(DATA FOR REVIEW Opens)
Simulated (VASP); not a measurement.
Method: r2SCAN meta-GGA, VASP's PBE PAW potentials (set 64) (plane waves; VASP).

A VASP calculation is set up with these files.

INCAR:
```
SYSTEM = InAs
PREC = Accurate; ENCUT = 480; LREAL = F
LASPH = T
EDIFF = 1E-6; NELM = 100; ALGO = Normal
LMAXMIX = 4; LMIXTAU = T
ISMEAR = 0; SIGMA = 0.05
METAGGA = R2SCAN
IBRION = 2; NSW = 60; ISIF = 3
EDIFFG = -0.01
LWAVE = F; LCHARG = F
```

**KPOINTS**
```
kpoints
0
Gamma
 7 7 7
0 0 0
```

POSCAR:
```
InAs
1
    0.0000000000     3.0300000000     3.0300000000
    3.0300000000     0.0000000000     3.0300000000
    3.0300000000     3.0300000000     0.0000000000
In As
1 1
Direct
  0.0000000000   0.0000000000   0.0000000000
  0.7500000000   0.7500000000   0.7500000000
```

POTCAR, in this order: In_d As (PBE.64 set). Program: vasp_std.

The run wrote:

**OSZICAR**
(DATA FOR REVIEW Closes)

* WORK TASK
Copy out the whole listing above, leaving each line exactly as it stands.

* ANSWER SECTION
Simulated (VASP); not a measurement.
Method: r2SCAN meta-GGA, VASP's PBE PAW potentials (set 64) (plane waves; VASP).

A VASP calculation is set up with these files.

INCAR:
```
SYSTEM = InAs
PREC = Accurate; ENCUT = 480; LREAL = F
LASPH = T
EDIFF = 1E-6; NELM = 100; ALGO = Normal
LMAXMIX = 4; LMIXTAU = T
ISMEAR = 0; SIGMA = 0.05
METAGGA = R2SCAN
IBRION = 2; NSW = 60; ISIF = 3
EDIFFG = -0.01
LWAVE = F; LCHARG = F
```

**KPOINTS**
```
kpoints
0
Gamma
 7 7 7
0 0 0
```

POSCAR:
```
InAs
1
    0.0000000000     3.0300000000     3.0300000000
    3.0300000000     0.0000000000     3.0300000000
    3.0300000000     3.0300000000     0.0000000000
In As
1 1
Direct
  0.0000000000   0.0000000000   0.0000000000
  0.7500000000   0.7500000000   0.7500000000
```

POTCAR, in this order: In_d As (PBE.64 set). Program: vasp_std.

The run wrote:

**OSZICAR**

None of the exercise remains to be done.